Recorded information:
● ● ● ●

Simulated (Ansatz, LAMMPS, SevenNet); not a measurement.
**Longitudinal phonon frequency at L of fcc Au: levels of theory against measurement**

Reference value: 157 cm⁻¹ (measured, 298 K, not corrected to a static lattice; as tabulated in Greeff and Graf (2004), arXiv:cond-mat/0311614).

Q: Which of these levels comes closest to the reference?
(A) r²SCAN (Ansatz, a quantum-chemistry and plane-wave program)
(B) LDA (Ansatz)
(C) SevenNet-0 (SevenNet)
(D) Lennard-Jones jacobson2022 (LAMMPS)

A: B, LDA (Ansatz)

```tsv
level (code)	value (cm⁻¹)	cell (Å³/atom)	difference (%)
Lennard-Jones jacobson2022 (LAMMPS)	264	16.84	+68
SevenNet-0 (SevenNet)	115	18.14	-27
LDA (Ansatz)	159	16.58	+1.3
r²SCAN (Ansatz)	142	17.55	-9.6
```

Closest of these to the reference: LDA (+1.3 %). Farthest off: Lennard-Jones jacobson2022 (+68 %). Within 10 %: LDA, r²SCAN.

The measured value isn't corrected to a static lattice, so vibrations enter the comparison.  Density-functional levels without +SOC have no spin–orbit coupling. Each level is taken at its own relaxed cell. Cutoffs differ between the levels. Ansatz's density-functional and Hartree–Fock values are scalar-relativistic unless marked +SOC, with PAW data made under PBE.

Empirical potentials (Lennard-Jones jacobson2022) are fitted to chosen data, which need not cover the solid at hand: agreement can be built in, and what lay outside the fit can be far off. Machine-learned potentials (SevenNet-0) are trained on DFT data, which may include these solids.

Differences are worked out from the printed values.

● ● ● ●

Action item: Take the entries above and copy them exactly from the first line through the line with "Empirical potentials (Lennard-Jones"; leave out every line after it.

Task output:
Simulated (Ansatz, LAMMPS, SevenNet); not a measurement.
**Longitudinal phonon frequency at L of fcc Au: levels of theory against measurement**

Reference value: 157 cm⁻¹ (measured, 298 K, not corrected to a static lattice; as tabulated in Greeff and Graf (2004), arXiv:cond-mat/0311614).

Q: Which of these levels comes closest to the reference?
(A) r²SCAN (Ansatz, a quantum-chemistry and plane-wave program)
(B) LDA (Ansatz)
(C) SevenNet-0 (SevenNet)
(D) Lennard-Jones jacobson2022 (LAMMPS)

A: B, LDA (Ansatz)

```tsv
level (code)	value (cm⁻¹)	cell (Å³/atom)	difference (%)
Lennard-Jones jacobson2022 (LAMMPS)	264	16.84	+68
SevenNet-0 (SevenNet)	115	18.14	-27
LDA (Ansatz)	159	16.58	+1.3
r²SCAN (Ansatz)	142	17.55	-9.6
```

Closest of these to the reference: LDA (+1.3 %). Farthest off: Lennard-Jones jacobson2022 (+68 %). Within 10 %: LDA, r²SCAN.

The measured value isn't corrected to a static lattice, so vibrations enter the comparison.  Density-functional levels without +SOC have no spin–orbit coupling. Each level is taken at its own relaxed cell. Cutoffs differ between the levels. Ansatz's density-functional and Hartree–Fock values are scalar-relativistic unless marked +SOC, with PAW data made under PBE.

Empirical potentials (Lennard-Jones jacobson2022) are fitted to chosen data, which need not cover the solid at hand: agreement can be built in, and what lay outside the fit can be far off. Machine-learned potentials (SevenNet-0) are trained on DFT data, which may include these solids.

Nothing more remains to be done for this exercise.